▶ _DATA EXCERPTS_:
==========
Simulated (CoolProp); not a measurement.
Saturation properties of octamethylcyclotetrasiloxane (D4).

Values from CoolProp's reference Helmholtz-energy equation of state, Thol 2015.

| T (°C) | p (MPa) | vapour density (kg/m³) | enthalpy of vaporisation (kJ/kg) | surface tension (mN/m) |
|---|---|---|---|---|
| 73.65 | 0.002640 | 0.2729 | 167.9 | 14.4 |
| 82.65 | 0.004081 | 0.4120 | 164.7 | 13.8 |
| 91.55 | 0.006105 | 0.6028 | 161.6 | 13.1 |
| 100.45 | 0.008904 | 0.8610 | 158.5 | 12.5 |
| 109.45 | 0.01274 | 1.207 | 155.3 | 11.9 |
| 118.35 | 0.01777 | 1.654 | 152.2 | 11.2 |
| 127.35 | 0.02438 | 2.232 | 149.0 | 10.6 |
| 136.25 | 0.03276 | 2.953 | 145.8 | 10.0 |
==========

▶ _WORK INSTRUCTION_: Restate the material word for word, but only from its first line through the line containing "tension (mN/m) |".

▶ _ANSWER AREA_:
Simulated (CoolProp); not a measurement.
Saturation properties of octamethylcyclotetrasiloxane (D4).

Values from CoolProp's reference Helmholtz-energy equation of state, Thol 2015.

| T (°C) | p (MPa) | vapour density (kg/m³) | enthalpy of vaporisation (kJ/kg) | surface tension (mN/m) |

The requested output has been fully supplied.